(Entries provided)
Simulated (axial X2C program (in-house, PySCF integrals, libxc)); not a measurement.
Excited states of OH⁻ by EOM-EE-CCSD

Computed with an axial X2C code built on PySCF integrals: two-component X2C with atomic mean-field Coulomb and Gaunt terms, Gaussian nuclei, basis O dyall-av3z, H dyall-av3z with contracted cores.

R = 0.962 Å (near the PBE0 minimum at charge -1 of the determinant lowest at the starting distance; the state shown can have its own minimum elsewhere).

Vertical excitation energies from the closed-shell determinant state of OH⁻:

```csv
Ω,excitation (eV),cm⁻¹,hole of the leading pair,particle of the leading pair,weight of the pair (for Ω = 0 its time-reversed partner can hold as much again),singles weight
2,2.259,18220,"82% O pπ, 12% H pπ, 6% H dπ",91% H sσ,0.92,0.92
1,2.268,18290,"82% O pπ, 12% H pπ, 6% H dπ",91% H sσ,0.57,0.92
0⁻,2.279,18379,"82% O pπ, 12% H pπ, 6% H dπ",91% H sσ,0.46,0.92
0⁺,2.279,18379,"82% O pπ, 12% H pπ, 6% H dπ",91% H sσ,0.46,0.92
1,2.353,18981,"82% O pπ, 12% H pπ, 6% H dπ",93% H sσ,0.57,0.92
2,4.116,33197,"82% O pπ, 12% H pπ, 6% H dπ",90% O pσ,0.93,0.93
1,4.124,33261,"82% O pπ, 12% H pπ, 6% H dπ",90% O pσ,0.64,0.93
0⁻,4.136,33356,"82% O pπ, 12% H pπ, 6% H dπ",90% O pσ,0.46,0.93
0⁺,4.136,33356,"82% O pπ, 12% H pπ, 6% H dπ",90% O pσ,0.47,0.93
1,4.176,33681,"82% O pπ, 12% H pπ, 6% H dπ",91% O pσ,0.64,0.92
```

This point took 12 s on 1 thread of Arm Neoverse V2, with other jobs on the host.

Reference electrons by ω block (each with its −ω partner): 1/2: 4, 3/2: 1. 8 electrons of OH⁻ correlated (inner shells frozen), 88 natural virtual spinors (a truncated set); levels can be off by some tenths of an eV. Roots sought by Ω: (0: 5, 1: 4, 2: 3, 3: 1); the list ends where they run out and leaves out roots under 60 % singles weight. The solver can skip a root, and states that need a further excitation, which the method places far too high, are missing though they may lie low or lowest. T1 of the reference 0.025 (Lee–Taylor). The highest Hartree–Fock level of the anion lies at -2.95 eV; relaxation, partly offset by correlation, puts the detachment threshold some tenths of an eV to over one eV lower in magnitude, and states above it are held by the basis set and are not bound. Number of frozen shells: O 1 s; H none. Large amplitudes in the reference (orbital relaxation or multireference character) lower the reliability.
(End Entries provided)

Only the lines from the start of the data to the line holding "Computed with an" are wanted; return them exactly, both ends included.

== Exercise answer ==
Simulated (axial X2C program (in-house, PySCF integrals, libxc)); not a measurement.
Excited states of OH⁻ by EOM-EE-CCSD

Computed with an axial X2C code built on PySCF integrals: two-component X2C with atomic mean-field Coulomb and Gaunt terms, Gaussian nuclei, basis O dyall-av3z, H dyall-av3z with contracted cores.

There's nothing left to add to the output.